■ Source information ■
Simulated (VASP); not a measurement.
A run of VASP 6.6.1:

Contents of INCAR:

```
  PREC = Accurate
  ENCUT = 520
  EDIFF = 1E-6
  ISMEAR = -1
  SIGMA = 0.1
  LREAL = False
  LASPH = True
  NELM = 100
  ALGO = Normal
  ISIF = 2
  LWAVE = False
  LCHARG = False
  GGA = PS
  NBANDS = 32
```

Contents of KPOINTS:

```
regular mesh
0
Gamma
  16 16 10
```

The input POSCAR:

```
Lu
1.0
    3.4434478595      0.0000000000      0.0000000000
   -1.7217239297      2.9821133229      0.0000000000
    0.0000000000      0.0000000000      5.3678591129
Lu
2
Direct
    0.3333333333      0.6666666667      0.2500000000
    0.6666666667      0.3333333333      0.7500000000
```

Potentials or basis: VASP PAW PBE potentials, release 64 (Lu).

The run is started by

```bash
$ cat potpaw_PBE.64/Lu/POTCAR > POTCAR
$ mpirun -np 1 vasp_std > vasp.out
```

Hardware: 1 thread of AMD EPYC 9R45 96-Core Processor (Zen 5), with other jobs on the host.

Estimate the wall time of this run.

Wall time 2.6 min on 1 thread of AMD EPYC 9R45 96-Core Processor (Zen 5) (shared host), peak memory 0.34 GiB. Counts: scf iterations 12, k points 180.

■ Work task ■
The material should be transcribed in full, character for character.

■ Reply ■
Simulated (VASP); not a measurement.
A run of VASP 6.6.1:

Contents of INCAR:

```
  PREC = Accurate
  ENCUT = 520
  EDIFF = 1E-6
  ISMEAR = -1
  SIGMA = 0.1
  LREAL = False
  LASPH = True
  NELM = 100
  ALGO = Normal
  ISIF = 2
  LWAVE = False
  LCHARG = False
  GGA = PS
  NBANDS = 32
```

Contents of KPOINTS:

```
regular mesh
0
Gamma
  16 16 10
```

The input POSCAR:

```
Lu
1.0
    3.4434478595      0.0000000000      0.0000000000
   -1.7217239297      2.9821133229      0.0000000000
    0.0000000000      0.0000000000      5.3678591129
Lu
2
Direct
    0.3333333333      0.6666666667      0.2500000000
    0.6666666667      0.3333333333      0.7500000000
```

Potentials or basis: VASP PAW PBE potentials, release 64 (Lu).

The run is started by

```bash
$ cat potpaw_PBE.64/Lu/POTCAR > POTCAR
$ mpirun -np 1 vasp_std > vasp.out
```

Hardware: 1 thread of AMD EPYC 9R45 96-Core Processor (Zen 5), with other jobs on the host.

Estimate the wall time of this run.

Wall time 2.6 min on 1 thread of AMD EPYC 9R45 96-Core Processor (Zen 5) (shared host), peak memory 0.34 GiB. Counts: scf iterations 12, k points 180.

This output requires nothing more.